*** SUPPLIED INFORMATION ***
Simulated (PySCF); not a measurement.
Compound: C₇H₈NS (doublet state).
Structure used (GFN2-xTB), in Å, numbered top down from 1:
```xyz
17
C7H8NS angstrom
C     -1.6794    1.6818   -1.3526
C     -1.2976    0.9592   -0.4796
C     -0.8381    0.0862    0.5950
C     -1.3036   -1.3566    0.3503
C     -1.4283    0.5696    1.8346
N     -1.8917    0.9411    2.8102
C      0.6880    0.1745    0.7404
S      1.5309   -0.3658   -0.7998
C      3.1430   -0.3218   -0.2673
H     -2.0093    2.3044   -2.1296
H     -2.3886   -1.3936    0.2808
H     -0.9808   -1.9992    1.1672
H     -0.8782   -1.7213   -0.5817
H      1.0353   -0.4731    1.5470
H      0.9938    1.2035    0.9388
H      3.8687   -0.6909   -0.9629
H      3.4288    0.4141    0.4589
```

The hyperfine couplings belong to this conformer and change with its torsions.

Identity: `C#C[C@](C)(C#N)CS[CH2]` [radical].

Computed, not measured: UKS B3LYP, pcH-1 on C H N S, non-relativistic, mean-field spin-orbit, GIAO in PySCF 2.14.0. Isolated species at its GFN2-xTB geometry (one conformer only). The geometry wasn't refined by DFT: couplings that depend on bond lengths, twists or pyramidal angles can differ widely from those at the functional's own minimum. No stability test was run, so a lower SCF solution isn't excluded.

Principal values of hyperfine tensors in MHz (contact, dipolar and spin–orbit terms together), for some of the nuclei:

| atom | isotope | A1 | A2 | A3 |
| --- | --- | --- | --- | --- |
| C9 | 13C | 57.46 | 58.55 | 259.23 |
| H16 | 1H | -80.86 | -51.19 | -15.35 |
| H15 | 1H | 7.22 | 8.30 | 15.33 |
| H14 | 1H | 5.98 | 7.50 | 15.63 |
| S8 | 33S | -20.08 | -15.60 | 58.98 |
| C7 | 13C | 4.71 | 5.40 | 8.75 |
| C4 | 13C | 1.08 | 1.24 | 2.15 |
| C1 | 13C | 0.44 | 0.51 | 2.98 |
*** End of SUPPLIED INFORMATION ***

* [ACTIVITY] Starting at the first line of the data above, please restate word for word every line up to and including the one that holds "1.24 | 2.15 |", and add nothing else.

* [TASK RESULT]
Simulated (PySCF); not a measurement.
Compound: C₇H₈NS (doublet state).
Structure used (GFN2-xTB), in Å, numbered top down from 1:
```xyz
17
C7H8NS angstrom
C     -1.6794    1.6818   -1.3526
C     -1.2976    0.9592   -0.4796
C     -0.8381    0.0862    0.5950
C     -1.3036   -1.3566    0.3503
C     -1.4283    0.5696    1.8346
N     -1.8917    0.9411    2.8102
C      0.6880    0.1745    0.7404
S      1.5309   -0.3658   -0.7998
C      3.1430   -0.3218   -0.2673
H     -2.0093    2.3044   -2.1296
H     -2.3886   -1.3936    0.2808
H     -0.9808   -1.9992    1.1672
H     -0.8782   -1.7213   -0.5817
H      1.0353   -0.4731    1.5470
H      0.9938    1.2035    0.9388
H      3.8687   -0.6909   -0.9629
H      3.4288    0.4141    0.4589
```

The hyperfine couplings belong to this conformer and change with its torsions.

Identity: `C#C[C@](C)(C#N)CS[CH2]` [radical].

Computed, not measured: UKS B3LYP, pcH-1 on C H N S, non-relativistic, mean-field spin-orbit, GIAO in PySCF 2.14.0. Isolated species at its GFN2-xTB geometry (one conformer only). The geometry wasn't refined by DFT: couplings that depend on bond lengths, twists or pyramidal angles can differ widely from those at the functional's own minimum. No stability test was run, so a lower SCF solution isn't excluded.

Principal values of hyperfine tensors in MHz (contact, dipolar and spin–orbit terms together), for some of the nuclei:

| atom | isotope | A1 | A2 | A3 |
| --- | --- | --- | --- | --- |
| C9 | 13C | 57.46 | 58.55 | 259.23 |
| H16 | 1H | -80.86 | -51.19 | -15.35 |
| H15 | 1H | 7.22 | 8.30 | 15.33 |
| H14 | 1H | 5.98 | 7.50 | 15.63 |
| S8 | 33S | -20.08 | -15.60 | 58.98 |
| C7 | 13C | 4.71 | 5.40 | 8.75 |
| C4 | 13C | 1.08 | 1.24 | 2.15 |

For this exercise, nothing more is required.